# Requirement:
Find the line with "Task: Read off" in the entries below, then reproduce it and every line after it down to and including the line with "The r²SCAN relaxation", exactly.

- Opening Delimiter -

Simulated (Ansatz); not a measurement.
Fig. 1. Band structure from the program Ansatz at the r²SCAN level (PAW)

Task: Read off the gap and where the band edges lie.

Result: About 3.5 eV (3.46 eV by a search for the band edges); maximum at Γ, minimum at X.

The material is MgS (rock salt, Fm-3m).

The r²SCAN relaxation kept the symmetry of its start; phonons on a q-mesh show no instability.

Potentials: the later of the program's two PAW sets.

- Closing Delimiter -

# Solution:
Task: Read off the gap and where the band edges lie.

Result: About 3.5 eV (3.46 eV by a search for the band edges); maximum at Γ, minimum at X.

The material is MgS (rock salt, Fm-3m).

The r²SCAN relaxation kept the symmetry of its start; phonons on a q-mesh show no instability.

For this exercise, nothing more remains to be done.